[Activity]:
Beginning with the first line, copy out each line of the material until the line containing "Values from CoolProp's" has been copied as well.

[Dataset]:
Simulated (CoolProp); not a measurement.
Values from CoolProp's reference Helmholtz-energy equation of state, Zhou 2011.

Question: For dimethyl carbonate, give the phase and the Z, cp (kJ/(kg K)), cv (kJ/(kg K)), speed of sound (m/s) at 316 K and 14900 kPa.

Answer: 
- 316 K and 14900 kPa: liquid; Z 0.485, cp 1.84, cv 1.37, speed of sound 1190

[Result]:
Simulated (CoolProp); not a measurement.
Values from CoolProp's reference Helmholtz-energy equation of state, Zhou 2011.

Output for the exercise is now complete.